┌──

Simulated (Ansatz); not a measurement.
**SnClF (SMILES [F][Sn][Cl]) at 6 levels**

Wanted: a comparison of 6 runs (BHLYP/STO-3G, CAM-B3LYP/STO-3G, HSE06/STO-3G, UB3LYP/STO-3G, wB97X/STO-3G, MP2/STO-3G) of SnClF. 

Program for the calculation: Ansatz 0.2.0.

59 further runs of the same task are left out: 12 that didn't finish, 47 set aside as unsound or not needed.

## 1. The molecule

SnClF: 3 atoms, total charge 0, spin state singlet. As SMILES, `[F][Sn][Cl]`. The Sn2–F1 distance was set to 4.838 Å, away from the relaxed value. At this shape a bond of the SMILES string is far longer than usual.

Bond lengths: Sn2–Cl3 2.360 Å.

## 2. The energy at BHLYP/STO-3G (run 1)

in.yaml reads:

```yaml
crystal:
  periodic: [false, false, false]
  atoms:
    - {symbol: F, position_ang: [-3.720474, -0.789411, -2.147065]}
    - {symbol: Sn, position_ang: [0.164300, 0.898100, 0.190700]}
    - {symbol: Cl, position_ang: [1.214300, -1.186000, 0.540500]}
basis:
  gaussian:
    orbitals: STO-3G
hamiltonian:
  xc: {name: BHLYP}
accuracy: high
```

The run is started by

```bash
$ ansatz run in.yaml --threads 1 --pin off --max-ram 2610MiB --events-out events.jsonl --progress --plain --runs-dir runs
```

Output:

└──

Go to the line with "59 further runs" in the entries above and repeat every line from there through the line with "## 1. The molecule", exactly and with no other text.

59 further runs of the same task are left out: 12 that didn't finish, 47 set aside as unsound or not needed.

## 1. The molecule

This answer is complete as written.